[Work request]:
Please write the following entries out once more, exactly.

[Information supplied]:
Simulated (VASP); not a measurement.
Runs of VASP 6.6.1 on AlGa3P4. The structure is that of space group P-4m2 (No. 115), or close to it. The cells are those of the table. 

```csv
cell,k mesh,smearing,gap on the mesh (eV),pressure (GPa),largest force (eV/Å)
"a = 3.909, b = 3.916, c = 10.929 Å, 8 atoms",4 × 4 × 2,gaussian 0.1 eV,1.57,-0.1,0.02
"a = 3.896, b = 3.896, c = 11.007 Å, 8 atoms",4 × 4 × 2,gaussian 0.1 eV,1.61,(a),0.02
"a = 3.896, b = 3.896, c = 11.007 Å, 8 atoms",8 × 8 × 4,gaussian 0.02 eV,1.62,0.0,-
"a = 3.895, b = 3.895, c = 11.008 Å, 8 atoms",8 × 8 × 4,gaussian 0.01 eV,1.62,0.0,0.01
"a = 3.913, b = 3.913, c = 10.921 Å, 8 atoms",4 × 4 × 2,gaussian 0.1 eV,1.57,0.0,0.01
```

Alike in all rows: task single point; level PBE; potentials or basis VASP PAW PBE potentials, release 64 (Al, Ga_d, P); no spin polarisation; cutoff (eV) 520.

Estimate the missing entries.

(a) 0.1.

[Answer space]:
Simulated (VASP); not a measurement.
Runs of VASP 6.6.1 on AlGa3P4. The structure is that of space group P-4m2 (No. 115), or close to it. The cells are those of the table. 

```csv
cell,k mesh,smearing,gap on the mesh (eV),pressure (GPa),largest force (eV/Å)
"a = 3.909, b = 3.916, c = 10.929 Å, 8 atoms",4 × 4 × 2,gaussian 0.1 eV,1.57,-0.1,0.02
"a = 3.896, b = 3.896, c = 11.007 Å, 8 atoms",4 × 4 × 2,gaussian 0.1 eV,1.61,(a),0.02
"a = 3.896, b = 3.896, c = 11.007 Å, 8 atoms",8 × 8 × 4,gaussian 0.02 eV,1.62,0.0,-
"a = 3.895, b = 3.895, c = 11.008 Å, 8 atoms",8 × 8 × 4,gaussian 0.01 eV,1.62,0.0,0.01
"a = 3.913, b = 3.913, c = 10.921 Å, 8 atoms",4 × 4 × 2,gaussian 0.1 eV,1.57,0.0,0.01
```

Alike in all rows: task single point; level PBE; potentials or basis VASP PAW PBE potentials, release 64 (Al, Ga_d, P); no spin polarisation; cutoff (eV) 520.

Estimate the missing entries.

(a) 0.1.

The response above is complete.